▸ Assigned task
The records below must be transcribed exactly.

Dataset content section start

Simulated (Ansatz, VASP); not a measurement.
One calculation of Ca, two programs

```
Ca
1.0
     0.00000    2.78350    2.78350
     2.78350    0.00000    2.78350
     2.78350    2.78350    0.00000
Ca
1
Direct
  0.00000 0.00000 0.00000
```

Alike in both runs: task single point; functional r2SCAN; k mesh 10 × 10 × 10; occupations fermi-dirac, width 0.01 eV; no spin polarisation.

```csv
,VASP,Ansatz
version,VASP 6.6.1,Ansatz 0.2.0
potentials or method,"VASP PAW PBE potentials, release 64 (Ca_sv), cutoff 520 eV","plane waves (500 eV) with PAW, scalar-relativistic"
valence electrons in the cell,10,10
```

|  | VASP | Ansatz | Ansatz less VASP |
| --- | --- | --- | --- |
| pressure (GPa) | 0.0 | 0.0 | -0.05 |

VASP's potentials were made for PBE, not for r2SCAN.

Dataset content section end

▸ Reply
Simulated (Ansatz, VASP); not a measurement.
One calculation of Ca, two programs

```
Ca
1.0
     0.00000    2.78350    2.78350
     2.78350    0.00000    2.78350
     2.78350    2.78350    0.00000
Ca
1
Direct
  0.00000 0.00000 0.00000
```

Alike in both runs: task single point; functional r2SCAN; k mesh 10 × 10 × 10; occupations fermi-dirac, width 0.01 eV; no spin polarisation.

```csv
,VASP,Ansatz
version,VASP 6.6.1,Ansatz 0.2.0
potentials or method,"VASP PAW PBE potentials, release 64 (Ca_sv), cutoff 520 eV","plane waves (500 eV) with PAW, scalar-relativistic"
valence electrons in the cell,10,10
```

|  | VASP | Ansatz | Ansatz less VASP |
| --- | --- | --- | --- |
| pressure (GPa) | 0.0 | 0.0 | -0.05 |

VASP's potentials were made for PBE, not for r2SCAN.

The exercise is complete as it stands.